#### [Required action]
Lines from the start of the data through the line containing "0.15 | -2.2 |" must be given again exactly. Leave the others out.

= = =

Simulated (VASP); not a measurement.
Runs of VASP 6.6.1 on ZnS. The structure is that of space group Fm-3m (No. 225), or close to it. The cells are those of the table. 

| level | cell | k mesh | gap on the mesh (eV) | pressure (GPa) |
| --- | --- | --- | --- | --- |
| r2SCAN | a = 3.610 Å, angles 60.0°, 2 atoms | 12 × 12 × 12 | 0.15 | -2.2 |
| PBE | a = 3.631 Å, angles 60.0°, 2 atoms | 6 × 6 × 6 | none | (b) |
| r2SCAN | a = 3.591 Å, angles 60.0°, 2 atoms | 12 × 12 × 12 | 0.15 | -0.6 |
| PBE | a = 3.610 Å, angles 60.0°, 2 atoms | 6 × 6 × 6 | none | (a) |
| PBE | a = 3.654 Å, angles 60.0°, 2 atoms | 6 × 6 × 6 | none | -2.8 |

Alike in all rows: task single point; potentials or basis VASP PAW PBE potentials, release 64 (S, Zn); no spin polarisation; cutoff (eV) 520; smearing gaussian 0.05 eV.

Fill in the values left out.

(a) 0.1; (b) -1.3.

= = =

#### [Task solution]
Simulated (VASP); not a measurement.
Runs of VASP 6.6.1 on ZnS. The structure is that of space group Fm-3m (No. 225), or close to it. The cells are those of the table. 

| level | cell | k mesh | gap on the mesh (eV) | pressure (GPa) |
| --- | --- | --- | --- | --- |
| r2SCAN | a = 3.610 Å, angles 60.0°, 2 atoms | 12 × 12 × 12 | 0.15 | -2.2 |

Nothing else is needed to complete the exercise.